→ **RECORD EXCERPTS**
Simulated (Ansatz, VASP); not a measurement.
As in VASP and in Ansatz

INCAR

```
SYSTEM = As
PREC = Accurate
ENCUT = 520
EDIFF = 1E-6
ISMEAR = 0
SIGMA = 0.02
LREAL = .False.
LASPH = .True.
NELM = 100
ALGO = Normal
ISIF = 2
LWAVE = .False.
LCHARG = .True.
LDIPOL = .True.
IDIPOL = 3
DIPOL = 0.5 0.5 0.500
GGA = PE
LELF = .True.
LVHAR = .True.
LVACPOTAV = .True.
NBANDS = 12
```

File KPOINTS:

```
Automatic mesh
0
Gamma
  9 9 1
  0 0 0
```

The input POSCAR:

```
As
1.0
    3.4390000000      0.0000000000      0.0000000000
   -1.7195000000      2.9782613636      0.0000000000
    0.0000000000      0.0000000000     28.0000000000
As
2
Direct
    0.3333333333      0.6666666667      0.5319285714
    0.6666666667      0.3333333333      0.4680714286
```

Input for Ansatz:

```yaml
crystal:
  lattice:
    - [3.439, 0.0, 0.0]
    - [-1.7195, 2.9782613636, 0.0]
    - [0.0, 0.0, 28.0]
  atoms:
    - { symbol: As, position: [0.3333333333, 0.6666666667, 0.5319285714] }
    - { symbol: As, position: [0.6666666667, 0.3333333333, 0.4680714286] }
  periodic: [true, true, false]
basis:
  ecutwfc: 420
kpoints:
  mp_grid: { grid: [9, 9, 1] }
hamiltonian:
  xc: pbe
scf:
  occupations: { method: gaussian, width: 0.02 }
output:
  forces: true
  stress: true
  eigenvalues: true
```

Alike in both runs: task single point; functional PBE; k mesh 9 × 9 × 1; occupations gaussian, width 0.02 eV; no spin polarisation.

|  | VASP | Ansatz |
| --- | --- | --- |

→ **ACTION ITEM**
Reproduce the entries exactly, starting at their first line and stopping after the line with "VASP | Ansatz |".

→ **TASK ANSWER**
Simulated (Ansatz, VASP); not a measurement.
As in VASP and in Ansatz

INCAR

```
SYSTEM = As
PREC = Accurate
ENCUT = 520
EDIFF = 1E-6
ISMEAR = 0
SIGMA = 0.02
LREAL = .False.
LASPH = .True.
NELM = 100
ALGO = Normal
ISIF = 2
LWAVE = .False.
LCHARG = .True.
LDIPOL = .True.
IDIPOL = 3
DIPOL = 0.5 0.5 0.500
GGA = PE
LELF = .True.
LVHAR = .True.
LVACPOTAV = .True.
NBANDS = 12
```

File KPOINTS:

```
Automatic mesh
0
Gamma
  9 9 1
  0 0 0
```

The input POSCAR:

```
As
1.0
    3.4390000000      0.0000000000      0.0000000000
   -1.7195000000      2.9782613636      0.0000000000
    0.0000000000      0.0000000000     28.0000000000
As
2
Direct
    0.3333333333      0.6666666667      0.5319285714
    0.6666666667      0.3333333333      0.4680714286
```

Input for Ansatz:

```yaml
crystal:
  lattice:
    - [3.439, 0.0, 0.0]
    - [-1.7195, 2.9782613636, 0.0]
    - [0.0, 0.0, 28.0]
  atoms:
    - { symbol: As, position: [0.3333333333, 0.6666666667, 0.5319285714] }
    - { symbol: As, position: [0.6666666667, 0.3333333333, 0.4680714286] }
  periodic: [true, true, false]
basis:
  ecutwfc: 420
kpoints:
  mp_grid: { grid: [9, 9, 1] }
hamiltonian:
  xc: pbe
scf:
  occupations: { method: gaussian, width: 0.02 }
output:
  forces: true
  stress: true
  eigenvalues: true
```

Alike in both runs: task single point; functional PBE; k mesh 9 × 9 × 1; occupations gaussian, width 0.02 eV; no spin polarisation.

|  | VASP | Ansatz |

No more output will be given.